Work item: Each of the entries beneath this task should be written out exactly.

(Dataset excerpts begins)

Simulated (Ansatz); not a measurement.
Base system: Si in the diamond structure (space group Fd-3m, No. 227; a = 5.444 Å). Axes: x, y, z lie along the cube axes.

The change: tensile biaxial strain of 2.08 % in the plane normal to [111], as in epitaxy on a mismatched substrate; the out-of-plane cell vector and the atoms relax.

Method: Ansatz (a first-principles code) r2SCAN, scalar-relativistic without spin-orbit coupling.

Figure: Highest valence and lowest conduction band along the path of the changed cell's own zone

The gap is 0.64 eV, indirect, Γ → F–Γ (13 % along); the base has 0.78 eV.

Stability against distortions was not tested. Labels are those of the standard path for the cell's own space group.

(Dataset excerpts ends)

Response:
Simulated (Ansatz); not a measurement.
Base system: Si in the diamond structure (space group Fd-3m, No. 227; a = 5.444 Å). Axes: x, y, z lie along the cube axes.

The change: tensile biaxial strain of 2.08 % in the plane normal to [111], as in epitaxy on a mismatched substrate; the out-of-plane cell vector and the atoms relax.

Method: Ansatz (a first-principles code) r2SCAN, scalar-relativistic without spin-orbit coupling.

Figure: Highest valence and lowest conduction band along the path of the changed cell's own zone

The gap is 0.64 eV, indirect, Γ → F–Γ (13 % along); the base has 0.78 eV.

Stability against distortions was not tested. Labels are those of the standard path for the cell's own space group.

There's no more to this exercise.